WORK ORDER: Every line of the data must be copied exactly.

----------

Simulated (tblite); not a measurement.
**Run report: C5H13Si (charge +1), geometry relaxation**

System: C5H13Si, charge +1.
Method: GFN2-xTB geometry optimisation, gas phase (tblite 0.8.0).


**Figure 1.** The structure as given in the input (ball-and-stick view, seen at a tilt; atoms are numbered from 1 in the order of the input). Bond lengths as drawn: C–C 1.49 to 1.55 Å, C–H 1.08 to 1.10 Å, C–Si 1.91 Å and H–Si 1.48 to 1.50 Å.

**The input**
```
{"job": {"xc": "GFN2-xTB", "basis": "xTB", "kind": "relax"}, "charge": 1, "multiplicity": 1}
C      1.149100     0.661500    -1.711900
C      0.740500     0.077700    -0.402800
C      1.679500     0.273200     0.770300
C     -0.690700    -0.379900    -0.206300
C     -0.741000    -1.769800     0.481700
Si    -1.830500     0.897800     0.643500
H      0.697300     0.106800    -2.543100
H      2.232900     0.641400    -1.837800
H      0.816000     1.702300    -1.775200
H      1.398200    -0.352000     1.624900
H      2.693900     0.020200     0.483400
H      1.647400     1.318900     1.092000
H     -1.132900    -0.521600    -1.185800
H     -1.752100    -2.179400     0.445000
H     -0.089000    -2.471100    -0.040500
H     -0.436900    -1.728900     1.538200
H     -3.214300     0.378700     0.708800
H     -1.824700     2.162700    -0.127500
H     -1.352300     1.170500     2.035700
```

----------

EXERCISE RESULT:
Simulated (tblite); not a measurement.
**Run report: C5H13Si (charge +1), geometry relaxation**

System: C5H13Si, charge +1.
Method: GFN2-xTB geometry optimisation, gas phase (tblite 0.8.0).


**Figure 1.** The structure as given in the input (ball-and-stick view, seen at a tilt; atoms are numbered from 1 in the order of the input). Bond lengths as drawn: C–C 1.49 to 1.55 Å, C–H 1.08 to 1.10 Å, C–Si 1.91 Å and H–Si 1.48 to 1.50 Å.

**The input**
```
{"job": {"xc": "GFN2-xTB", "basis": "xTB", "kind": "relax"}, "charge": 1, "multiplicity": 1}
C      1.149100     0.661500    -1.711900
C      0.740500     0.077700    -0.402800
C      1.679500     0.273200     0.770300
C     -0.690700    -0.379900    -0.206300
C     -0.741000    -1.769800     0.481700
Si    -1.830500     0.897800     0.643500
H      0.697300     0.106800    -2.543100
H      2.232900     0.641400    -1.837800
H      0.816000     1.702300    -1.775200
H      1.398200    -0.352000     1.624900
H      2.693900     0.020200     0.483400
H      1.647400     1.318900     1.092000
H     -1.132900    -0.521600    -1.185800
H     -1.752100    -2.179400     0.445000
H     -0.089000    -2.471100    -0.040500
H     -0.436900    -1.728900     1.538200
H     -3.214300     0.378700     0.708800
H     -1.824700     2.162700    -0.127500
H     -1.352300     1.170500     2.035700
```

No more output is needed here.